● **LISTED ENTRIES**:
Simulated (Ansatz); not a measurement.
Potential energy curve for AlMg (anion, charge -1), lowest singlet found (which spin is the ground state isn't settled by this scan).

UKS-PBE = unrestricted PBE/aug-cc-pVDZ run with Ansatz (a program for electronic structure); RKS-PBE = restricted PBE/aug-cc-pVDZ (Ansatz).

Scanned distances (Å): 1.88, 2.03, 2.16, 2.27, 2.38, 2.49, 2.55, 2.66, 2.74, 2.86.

● **WORK ITEM**:
Without altering a single character, write out every record above.

● **EXERCISE ANSWER**:
Simulated (Ansatz); not a measurement.
Potential energy curve for AlMg (anion, charge -1), lowest singlet found (which spin is the ground state isn't settled by this scan).

UKS-PBE = unrestricted PBE/aug-cc-pVDZ run with Ansatz (a program for electronic structure); RKS-PBE = restricted PBE/aug-cc-pVDZ (Ansatz).

Scanned distances (Å): 1.88, 2.03, 2.16, 2.27, 2.38, 2.49, 2.55, 2.66, 2.74, 2.86.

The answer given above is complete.